→ **BRIEF**
Start with the first line of the material. Repeat each line exactly through the one that contains "All values were".

→ **DATASET EXCERPTS**
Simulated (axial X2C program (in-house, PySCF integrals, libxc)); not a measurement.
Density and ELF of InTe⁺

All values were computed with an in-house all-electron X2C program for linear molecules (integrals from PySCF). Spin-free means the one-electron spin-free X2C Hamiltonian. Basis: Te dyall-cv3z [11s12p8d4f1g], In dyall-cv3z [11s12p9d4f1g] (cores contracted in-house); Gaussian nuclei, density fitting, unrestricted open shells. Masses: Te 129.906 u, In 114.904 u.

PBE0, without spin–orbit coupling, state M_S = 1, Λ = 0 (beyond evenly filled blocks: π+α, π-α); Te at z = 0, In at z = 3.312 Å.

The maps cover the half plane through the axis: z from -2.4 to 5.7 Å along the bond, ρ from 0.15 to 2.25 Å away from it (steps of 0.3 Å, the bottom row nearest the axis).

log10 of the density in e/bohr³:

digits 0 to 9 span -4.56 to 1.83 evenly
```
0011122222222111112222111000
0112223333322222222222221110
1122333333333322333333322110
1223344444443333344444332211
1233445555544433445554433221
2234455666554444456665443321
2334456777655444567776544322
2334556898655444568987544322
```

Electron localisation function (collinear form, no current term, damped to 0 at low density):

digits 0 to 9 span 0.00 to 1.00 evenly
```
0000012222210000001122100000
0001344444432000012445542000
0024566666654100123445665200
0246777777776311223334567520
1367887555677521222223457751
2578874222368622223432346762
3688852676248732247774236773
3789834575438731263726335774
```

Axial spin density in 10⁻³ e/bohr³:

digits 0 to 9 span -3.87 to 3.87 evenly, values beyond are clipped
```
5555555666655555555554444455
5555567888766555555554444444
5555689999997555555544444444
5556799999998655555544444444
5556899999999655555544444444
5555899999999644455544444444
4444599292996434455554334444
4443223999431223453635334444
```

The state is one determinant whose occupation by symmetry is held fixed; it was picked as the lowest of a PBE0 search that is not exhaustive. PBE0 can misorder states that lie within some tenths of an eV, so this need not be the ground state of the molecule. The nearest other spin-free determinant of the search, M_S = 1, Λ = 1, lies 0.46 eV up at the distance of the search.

→ **WRITTEN SOLUTION**
Simulated (axial X2C program (in-house, PySCF integrals, libxc)); not a measurement.
Density and ELF of InTe⁺

All values were computed with an in-house all-electron X2C program for linear molecules (integrals from PySCF). Spin-free means the one-electron spin-free X2C Hamiltonian. Basis: Te dyall-cv3z [11s12p8d4f1g], In dyall-cv3z [11s12p9d4f1g] (cores contracted in-house); Gaussian nuclei, density fitting, unrestricted open shells. Masses: Te 129.906 u, In 114.904 u.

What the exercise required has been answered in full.